··········

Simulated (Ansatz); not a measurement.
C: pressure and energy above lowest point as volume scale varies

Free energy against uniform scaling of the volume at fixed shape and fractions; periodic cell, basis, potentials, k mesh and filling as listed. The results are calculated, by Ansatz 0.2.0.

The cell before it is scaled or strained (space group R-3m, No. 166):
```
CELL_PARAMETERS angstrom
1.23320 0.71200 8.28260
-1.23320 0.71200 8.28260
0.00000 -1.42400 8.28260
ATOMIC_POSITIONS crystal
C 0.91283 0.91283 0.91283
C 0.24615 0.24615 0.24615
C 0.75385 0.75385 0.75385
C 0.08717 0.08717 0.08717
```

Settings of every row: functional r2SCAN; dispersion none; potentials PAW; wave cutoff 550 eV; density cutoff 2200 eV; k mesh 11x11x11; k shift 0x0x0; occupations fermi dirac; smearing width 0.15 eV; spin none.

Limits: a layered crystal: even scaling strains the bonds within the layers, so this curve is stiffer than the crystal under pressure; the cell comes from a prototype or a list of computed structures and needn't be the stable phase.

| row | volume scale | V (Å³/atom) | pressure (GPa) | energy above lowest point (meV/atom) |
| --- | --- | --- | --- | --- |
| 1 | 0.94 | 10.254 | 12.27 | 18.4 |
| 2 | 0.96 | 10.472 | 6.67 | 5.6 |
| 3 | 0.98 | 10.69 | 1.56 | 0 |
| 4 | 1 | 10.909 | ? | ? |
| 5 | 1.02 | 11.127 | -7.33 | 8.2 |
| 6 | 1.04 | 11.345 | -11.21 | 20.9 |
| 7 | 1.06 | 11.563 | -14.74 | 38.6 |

··········

§ **Exercise**
Start at the first line of the material and transcribe each line exactly, stopping once the line containing "The cell before" has been written.

§ **Answer section**
Simulated (Ansatz); not a measurement.
C: pressure and energy above lowest point as volume scale varies

Free energy against uniform scaling of the volume at fixed shape and fractions; periodic cell, basis, potentials, k mesh and filling as listed. The results are calculated, by Ansatz 0.2.0.

The cell before it is scaled or strained (space group R-3m, No. 166):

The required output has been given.